Required action:
In exact form, please repeat the records from their opening line down to the line with "ΔG and ΔG‡ leave", including that line.

Supplied data:
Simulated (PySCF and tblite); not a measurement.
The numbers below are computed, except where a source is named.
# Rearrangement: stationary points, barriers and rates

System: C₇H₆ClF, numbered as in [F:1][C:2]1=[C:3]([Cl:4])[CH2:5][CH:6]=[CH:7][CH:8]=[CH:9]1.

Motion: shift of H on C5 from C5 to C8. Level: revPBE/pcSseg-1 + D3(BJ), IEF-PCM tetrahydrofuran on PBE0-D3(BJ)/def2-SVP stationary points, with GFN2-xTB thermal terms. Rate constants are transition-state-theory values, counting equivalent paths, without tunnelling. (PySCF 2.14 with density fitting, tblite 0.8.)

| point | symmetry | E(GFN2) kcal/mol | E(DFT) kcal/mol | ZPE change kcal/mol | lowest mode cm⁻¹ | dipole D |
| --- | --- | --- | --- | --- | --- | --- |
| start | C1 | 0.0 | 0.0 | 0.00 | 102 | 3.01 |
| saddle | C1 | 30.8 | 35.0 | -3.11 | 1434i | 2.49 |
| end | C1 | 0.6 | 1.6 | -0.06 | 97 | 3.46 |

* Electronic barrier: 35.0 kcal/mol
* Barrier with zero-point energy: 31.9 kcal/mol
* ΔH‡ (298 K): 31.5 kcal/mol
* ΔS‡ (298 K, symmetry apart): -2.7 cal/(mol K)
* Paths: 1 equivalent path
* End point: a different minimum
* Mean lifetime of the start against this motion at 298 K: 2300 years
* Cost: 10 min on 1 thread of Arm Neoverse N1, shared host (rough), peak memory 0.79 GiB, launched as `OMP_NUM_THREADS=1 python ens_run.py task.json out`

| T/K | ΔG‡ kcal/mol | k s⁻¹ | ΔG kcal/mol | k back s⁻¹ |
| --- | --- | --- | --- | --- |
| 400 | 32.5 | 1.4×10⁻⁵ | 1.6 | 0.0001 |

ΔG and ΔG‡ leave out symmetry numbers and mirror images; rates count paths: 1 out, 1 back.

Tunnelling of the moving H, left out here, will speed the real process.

Exercise output:
Simulated (PySCF and tblite); not a measurement.
The numbers below are computed, except where a source is named.
# Rearrangement: stationary points, barriers and rates

System: C₇H₆ClF, numbered as in [F:1][C:2]1=[C:3]([Cl:4])[CH2:5][CH:6]=[CH:7][CH:8]=[CH:9]1.

Motion: shift of H on C5 from C5 to C8. Level: revPBE/pcSseg-1 + D3(BJ), IEF-PCM tetrahydrofuran on PBE0-D3(BJ)/def2-SVP stationary points, with GFN2-xTB thermal terms. Rate constants are transition-state-theory values, counting equivalent paths, without tunnelling. (PySCF 2.14 with density fitting, tblite 0.8.)

| point | symmetry | E(GFN2) kcal/mol | E(DFT) kcal/mol | ZPE change kcal/mol | lowest mode cm⁻¹ | dipole D |
| --- | --- | --- | --- | --- | --- | --- |
| start | C1 | 0.0 | 0.0 | 0.00 | 102 | 3.01 |
| saddle | C1 | 30.8 | 35.0 | -3.11 | 1434i | 2.49 |
| end | C1 | 0.6 | 1.6 | -0.06 | 97 | 3.46 |

* Electronic barrier: 35.0 kcal/mol
* Barrier with zero-point energy: 31.9 kcal/mol
* ΔH‡ (298 K): 31.5 kcal/mol
* ΔS‡ (298 K, symmetry apart): -2.7 cal/(mol K)
* Paths: 1 equivalent path
* End point: a different minimum
* Mean lifetime of the start against this motion at 298 K: 2300 years
* Cost: 10 min on 1 thread of Arm Neoverse N1, shared host (rough), peak memory 0.79 GiB, launched as `OMP_NUM_THREADS=1 python ens_run.py task.json out`

| T/K | ΔG‡ kcal/mol | k s⁻¹ | ΔG kcal/mol | k back s⁻¹ |
| --- | --- | --- | --- | --- |
| 400 | 32.5 | 1.4×10⁻⁵ | 1.6 | 0.0001 |

ΔG and ΔG‡ leave out symmetry numbers and mirror images; rates count paths: 1 out, 1 back.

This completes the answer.